* [Work task]: Repeat every record exactly as given.

* [The data]:
____________________
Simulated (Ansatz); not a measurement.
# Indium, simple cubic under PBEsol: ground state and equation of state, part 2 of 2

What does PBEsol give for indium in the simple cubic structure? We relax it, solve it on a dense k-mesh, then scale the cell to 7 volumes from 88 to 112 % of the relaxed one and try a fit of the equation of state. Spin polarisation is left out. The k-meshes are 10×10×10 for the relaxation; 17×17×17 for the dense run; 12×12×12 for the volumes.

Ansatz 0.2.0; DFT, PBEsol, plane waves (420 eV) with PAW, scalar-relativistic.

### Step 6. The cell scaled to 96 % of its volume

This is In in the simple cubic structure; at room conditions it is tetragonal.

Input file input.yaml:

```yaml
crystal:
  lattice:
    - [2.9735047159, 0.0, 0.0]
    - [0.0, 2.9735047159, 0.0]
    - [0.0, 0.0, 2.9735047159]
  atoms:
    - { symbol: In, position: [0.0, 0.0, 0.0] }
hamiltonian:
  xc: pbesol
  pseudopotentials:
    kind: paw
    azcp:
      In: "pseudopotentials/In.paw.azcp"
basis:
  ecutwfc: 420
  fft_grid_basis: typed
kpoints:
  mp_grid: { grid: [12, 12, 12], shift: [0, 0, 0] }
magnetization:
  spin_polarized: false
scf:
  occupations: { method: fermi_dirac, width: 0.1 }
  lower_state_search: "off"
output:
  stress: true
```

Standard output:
____________________

* [Task output]:
Simulated (Ansatz); not a measurement.
# Indium, simple cubic under PBEsol: ground state and equation of state, part 2 of 2

What does PBEsol give for indium in the simple cubic structure? We relax it, solve it on a dense k-mesh, then scale the cell to 7 volumes from 88 to 112 % of the relaxed one and try a fit of the equation of state. Spin polarisation is left out. The k-meshes are 10×10×10 for the relaxation; 17×17×17 for the dense run; 12×12×12 for the volumes.

Ansatz 0.2.0; DFT, PBEsol, plane waves (420 eV) with PAW, scalar-relativistic.

### Step 6. The cell scaled to 96 % of its volume

This is In in the simple cubic structure; at room conditions it is tetragonal.

Input file input.yaml:

```yaml
crystal:
  lattice:
    - [2.9735047159, 0.0, 0.0]
    - [0.0, 2.9735047159, 0.0]
    - [0.0, 0.0, 2.9735047159]
  atoms:
    - { symbol: In, position: [0.0, 0.0, 0.0] }
hamiltonian:
  xc: pbesol
  pseudopotentials:
    kind: paw
    azcp:
      In: "pseudopotentials/In.paw.azcp"
basis:
  ecutwfc: 420
  fft_grid_basis: typed
kpoints:
  mp_grid: { grid: [12, 12, 12], shift: [0, 0, 0] }
magnetization:
  spin_polarized: false
scf:
  occupations: { method: fermi_dirac, width: 0.1 }
  lower_state_search: "off"
output:
  stress: true
```

Standard output:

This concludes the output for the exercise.